## Record extracts
________
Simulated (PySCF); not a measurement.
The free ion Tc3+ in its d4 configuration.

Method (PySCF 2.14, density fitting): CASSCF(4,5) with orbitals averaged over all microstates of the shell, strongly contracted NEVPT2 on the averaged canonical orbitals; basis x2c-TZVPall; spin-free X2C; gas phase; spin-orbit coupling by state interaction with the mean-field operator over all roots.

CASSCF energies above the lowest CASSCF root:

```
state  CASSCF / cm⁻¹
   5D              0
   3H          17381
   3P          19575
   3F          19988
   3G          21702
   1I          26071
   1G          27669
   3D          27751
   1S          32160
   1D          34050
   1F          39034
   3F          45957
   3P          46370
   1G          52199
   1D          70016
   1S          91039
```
________

All of the entries must be given again, word for word.

## Exercise answer
Simulated (PySCF); not a measurement.
The free ion Tc3+ in its d4 configuration.

Method (PySCF 2.14, density fitting): CASSCF(4,5) with orbitals averaged over all microstates of the shell, strongly contracted NEVPT2 on the averaged canonical orbitals; basis x2c-TZVPall; spin-free X2C; gas phase; spin-orbit coupling by state interaction with the mean-field operator over all roots.

CASSCF energies above the lowest CASSCF root:

```
state  CASSCF / cm⁻¹
   5D              0
   3H          17381
   3P          19575
   3F          19988
   3G          21702
   1I          26071
   1G          27669
   3D          27751
   1S          32160
   1D          34050
   1F          39034
   3F          45957
   3P          46370
   1G          52199
   1D          70016
   1S          91039
```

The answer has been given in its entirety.